> [Activity]: Nothing beyond the line containing "Then −Δσ_ii/ε with" should be printed; print each line exactly from the first line of the listing below through it.

Start of Dataset extract

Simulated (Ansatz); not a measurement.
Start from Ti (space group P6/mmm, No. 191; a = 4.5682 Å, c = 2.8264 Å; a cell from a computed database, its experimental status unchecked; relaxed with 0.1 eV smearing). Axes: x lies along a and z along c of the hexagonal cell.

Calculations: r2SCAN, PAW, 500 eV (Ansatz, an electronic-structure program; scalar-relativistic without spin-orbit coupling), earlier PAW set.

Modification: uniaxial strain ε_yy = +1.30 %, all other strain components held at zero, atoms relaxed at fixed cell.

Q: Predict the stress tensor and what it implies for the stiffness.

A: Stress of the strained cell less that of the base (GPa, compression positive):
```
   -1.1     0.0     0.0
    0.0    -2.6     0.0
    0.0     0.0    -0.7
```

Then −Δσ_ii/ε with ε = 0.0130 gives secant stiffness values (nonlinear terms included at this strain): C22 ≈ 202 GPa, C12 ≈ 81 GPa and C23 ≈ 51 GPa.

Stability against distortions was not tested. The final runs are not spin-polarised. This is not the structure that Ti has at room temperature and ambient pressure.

End of Dataset extract

> [Task result]:
Simulated (Ansatz); not a measurement.
Start from Ti (space group P6/mmm, No. 191; a = 4.5682 Å, c = 2.8264 Å; a cell from a computed database, its experimental status unchecked; relaxed with 0.1 eV smearing). Axes: x lies along a and z along c of the hexagonal cell.

Calculations: r2SCAN, PAW, 500 eV (Ansatz, an electronic-structure program; scalar-relativistic without spin-orbit coupling), earlier PAW set.

Modification: uniaxial strain ε_yy = +1.30 %, all other strain components held at zero, atoms relaxed at fixed cell.

Q: Predict the stress tensor and what it implies for the stiffness.

A: Stress of the strained cell less that of the base (GPa, compression positive):
```
   -1.1     0.0     0.0
    0.0    -2.6     0.0
    0.0     0.0    -0.7
```

Then −Δσ_ii/ε with ε = 0.0130 gives secant stiffness values (nonlinear terms included at this strain): C22 ≈ 202 GPa, C12 ≈ 81 GPa and C23 ≈ 51 GPa.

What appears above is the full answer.